Beginning with the first line, please repeat the entries exactly and end on the line that contains "# Tungsten, fcc".

[DATA SHOWN — start]
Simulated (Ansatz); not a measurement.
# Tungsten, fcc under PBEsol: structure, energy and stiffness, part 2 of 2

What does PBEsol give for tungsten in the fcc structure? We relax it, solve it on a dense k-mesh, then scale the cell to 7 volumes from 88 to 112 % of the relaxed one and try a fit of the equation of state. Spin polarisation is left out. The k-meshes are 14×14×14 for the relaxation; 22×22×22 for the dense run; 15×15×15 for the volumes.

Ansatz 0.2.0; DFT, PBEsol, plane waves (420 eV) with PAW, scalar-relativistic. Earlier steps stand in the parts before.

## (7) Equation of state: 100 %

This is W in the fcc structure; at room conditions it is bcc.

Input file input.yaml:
[DATA SHOWN — finish]

- **RESPONSE AREA**
Simulated (Ansatz); not a measurement.
# Tungsten, fcc under PBEsol: structure, energy and stiffness, part 2 of 2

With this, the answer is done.